Assignment:
The line containing "The structure is" marks the end: quote every line from the start of the records below through it, word for word.

Data supplied:
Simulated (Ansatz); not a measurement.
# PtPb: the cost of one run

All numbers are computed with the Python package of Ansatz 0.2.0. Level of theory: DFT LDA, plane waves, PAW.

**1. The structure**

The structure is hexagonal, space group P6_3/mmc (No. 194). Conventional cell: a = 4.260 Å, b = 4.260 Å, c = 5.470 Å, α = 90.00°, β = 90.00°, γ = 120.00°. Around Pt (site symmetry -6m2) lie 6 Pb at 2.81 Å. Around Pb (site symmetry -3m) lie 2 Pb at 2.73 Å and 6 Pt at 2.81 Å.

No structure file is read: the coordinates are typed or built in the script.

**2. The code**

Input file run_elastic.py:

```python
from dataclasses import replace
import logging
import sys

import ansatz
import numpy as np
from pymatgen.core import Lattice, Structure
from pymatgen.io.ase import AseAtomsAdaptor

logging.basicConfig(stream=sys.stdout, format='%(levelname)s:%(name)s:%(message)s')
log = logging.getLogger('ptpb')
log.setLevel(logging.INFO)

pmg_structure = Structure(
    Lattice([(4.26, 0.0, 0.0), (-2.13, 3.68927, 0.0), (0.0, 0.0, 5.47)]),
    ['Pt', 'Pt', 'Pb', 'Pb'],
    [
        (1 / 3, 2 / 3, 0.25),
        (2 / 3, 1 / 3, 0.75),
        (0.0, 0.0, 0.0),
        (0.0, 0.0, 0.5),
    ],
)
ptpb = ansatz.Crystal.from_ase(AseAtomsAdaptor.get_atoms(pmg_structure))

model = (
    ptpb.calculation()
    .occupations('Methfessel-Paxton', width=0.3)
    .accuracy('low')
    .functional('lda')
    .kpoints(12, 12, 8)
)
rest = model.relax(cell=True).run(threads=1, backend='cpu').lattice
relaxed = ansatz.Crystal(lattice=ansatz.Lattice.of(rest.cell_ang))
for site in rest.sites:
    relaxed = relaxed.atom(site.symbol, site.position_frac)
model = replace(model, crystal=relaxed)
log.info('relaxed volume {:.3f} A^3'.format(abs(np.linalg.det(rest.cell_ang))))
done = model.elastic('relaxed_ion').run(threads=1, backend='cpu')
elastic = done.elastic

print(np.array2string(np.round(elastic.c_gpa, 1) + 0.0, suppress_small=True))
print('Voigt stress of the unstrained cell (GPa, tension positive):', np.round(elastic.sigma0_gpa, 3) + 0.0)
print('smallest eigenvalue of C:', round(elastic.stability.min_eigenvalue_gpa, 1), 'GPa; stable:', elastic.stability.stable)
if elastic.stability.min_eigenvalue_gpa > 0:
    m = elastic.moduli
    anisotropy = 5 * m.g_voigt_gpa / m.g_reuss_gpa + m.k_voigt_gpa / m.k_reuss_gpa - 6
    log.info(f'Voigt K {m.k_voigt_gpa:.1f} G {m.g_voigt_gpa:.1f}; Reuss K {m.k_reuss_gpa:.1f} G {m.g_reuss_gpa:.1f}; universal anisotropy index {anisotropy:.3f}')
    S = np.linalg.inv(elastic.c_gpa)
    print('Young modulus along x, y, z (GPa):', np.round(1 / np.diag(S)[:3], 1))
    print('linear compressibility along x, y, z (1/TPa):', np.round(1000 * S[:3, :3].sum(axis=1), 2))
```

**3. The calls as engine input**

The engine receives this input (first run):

Problem solution:
Simulated (Ansatz); not a measurement.
# PtPb: the cost of one run

All numbers are computed with the Python package of Ansatz 0.2.0. Level of theory: DFT LDA, plane waves, PAW.

**1. The structure**

The structure is hexagonal, space group P6_3/mmc (No. 194). Conventional cell: a = 4.260 Å, b = 4.260 Å, c = 5.470 Å, α = 90.00°, β = 90.00°, γ = 120.00°. Around Pt (site symmetry -6m2) lie 6 Pb at 2.81 Å. Around Pb (site symmetry -3m) lie 2 Pb at 2.73 Å and 6 Pt at 2.81 Å.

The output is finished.